- **Record excerpts**:
==============================

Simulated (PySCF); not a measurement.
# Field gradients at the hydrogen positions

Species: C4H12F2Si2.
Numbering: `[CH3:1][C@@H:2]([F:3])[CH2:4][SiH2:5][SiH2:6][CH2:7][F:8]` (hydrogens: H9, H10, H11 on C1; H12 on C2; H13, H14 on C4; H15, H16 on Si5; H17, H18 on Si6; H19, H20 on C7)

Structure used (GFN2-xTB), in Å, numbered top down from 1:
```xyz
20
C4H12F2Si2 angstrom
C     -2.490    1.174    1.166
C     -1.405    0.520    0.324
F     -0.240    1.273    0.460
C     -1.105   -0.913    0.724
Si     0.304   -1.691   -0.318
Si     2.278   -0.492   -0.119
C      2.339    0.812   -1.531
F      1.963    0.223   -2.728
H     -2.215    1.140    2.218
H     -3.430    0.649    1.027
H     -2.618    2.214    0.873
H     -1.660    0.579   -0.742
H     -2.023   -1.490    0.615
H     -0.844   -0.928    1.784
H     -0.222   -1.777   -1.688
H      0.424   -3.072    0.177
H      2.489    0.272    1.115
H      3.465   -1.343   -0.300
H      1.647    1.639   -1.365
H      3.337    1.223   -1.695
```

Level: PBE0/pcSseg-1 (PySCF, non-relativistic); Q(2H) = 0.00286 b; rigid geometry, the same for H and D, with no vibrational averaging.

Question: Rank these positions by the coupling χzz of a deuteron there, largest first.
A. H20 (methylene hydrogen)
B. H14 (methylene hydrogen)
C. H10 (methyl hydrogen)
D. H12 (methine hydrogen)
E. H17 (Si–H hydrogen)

==============================

- **Work instruction**:
Copy the entire listing above, line for line, exactly.

- **Worked solution**:
Simulated (PySCF); not a measurement.
# Field gradients at the hydrogen positions

Species: C4H12F2Si2.
Numbering: `[CH3:1][C@@H:2]([F:3])[CH2:4][SiH2:5][SiH2:6][CH2:7][F:8]` (hydrogens: H9, H10, H11 on C1; H12 on C2; H13, H14 on C4; H15, H16 on Si5; H17, H18 on Si6; H19, H20 on C7)

Structure used (GFN2-xTB), in Å, numbered top down from 1:
```xyz
20
C4H12F2Si2 angstrom
C     -2.490    1.174    1.166
C     -1.405    0.520    0.324
F     -0.240    1.273    0.460
C     -1.105   -0.913    0.724
Si     0.304   -1.691   -0.318
Si     2.278   -0.492   -0.119
C      2.339    0.812   -1.531
F      1.963    0.223   -2.728
H     -2.215    1.140    2.218
H     -3.430    0.649    1.027
H     -2.618    2.214    0.873
H     -1.660    0.579   -0.742
H     -2.023   -1.490    0.615
H     -0.844   -0.928    1.784
H     -0.222   -1.777   -1.688
H      0.424   -3.072    0.177
H      2.489    0.272    1.115
H      3.465   -1.343   -0.300
H      1.647    1.639   -1.365
H      3.337    1.223   -1.695
```

Level: PBE0/pcSseg-1 (PySCF, non-relativistic); Q(2H) = 0.00286 b; rigid geometry, the same for H and D, with no vibrational averaging.

Question: Rank these positions by the coupling χzz of a deuteron there, largest first.
A. H20 (methylene hydrogen)
B. H14 (methylene hydrogen)
C. H10 (methyl hydrogen)
D. H12 (methine hydrogen)
E. H17 (Si–H hydrogen)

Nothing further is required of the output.